> _Exercise_: Extract the lines from the first line of the records below through the line containing "Cutoff | 600 eV |", inclusive, and reproduce them exactly as written.

*** Opening Dataset extract ***

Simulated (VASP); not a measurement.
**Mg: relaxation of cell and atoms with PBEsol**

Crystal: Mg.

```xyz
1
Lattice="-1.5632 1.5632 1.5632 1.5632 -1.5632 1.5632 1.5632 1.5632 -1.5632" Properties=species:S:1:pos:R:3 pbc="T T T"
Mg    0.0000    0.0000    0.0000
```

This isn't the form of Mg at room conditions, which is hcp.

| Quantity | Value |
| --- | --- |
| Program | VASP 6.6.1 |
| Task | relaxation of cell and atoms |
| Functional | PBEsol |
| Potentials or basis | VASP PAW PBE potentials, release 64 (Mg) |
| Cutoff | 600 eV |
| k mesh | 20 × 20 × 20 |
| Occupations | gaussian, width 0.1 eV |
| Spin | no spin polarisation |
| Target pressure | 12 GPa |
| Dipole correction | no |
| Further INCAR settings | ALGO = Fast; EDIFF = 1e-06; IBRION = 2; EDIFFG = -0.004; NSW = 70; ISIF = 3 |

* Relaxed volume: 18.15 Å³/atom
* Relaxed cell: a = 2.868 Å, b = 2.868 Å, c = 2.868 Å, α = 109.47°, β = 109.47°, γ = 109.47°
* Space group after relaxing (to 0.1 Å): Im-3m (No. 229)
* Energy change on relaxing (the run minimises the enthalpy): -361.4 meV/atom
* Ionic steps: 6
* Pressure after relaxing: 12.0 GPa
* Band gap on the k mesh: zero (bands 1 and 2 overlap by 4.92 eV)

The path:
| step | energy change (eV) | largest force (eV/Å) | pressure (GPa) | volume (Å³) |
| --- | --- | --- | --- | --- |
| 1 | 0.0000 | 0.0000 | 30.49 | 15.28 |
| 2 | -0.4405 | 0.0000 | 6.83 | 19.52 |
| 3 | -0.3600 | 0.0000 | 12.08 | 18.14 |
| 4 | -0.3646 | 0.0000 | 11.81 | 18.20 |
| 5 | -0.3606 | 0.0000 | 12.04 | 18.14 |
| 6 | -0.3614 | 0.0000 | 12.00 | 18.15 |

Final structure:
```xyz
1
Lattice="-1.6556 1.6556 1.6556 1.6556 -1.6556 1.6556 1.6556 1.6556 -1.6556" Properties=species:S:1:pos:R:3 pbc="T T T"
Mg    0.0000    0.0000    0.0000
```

*** Closing Dataset extract ***

> _Your response_:
Simulated (VASP); not a measurement.
**Mg: relaxation of cell and atoms with PBEsol**

Crystal: Mg.

```xyz
1
Lattice="-1.5632 1.5632 1.5632 1.5632 -1.5632 1.5632 1.5632 1.5632 -1.5632" Properties=species:S:1:pos:R:3 pbc="T T T"
Mg    0.0000    0.0000    0.0000
```

This isn't the form of Mg at room conditions, which is hcp.

| Quantity | Value |
| --- | --- |
| Program | VASP 6.6.1 |
| Task | relaxation of cell and atoms |
| Functional | PBEsol |
| Potentials or basis | VASP PAW PBE potentials, release 64 (Mg) |
| Cutoff | 600 eV |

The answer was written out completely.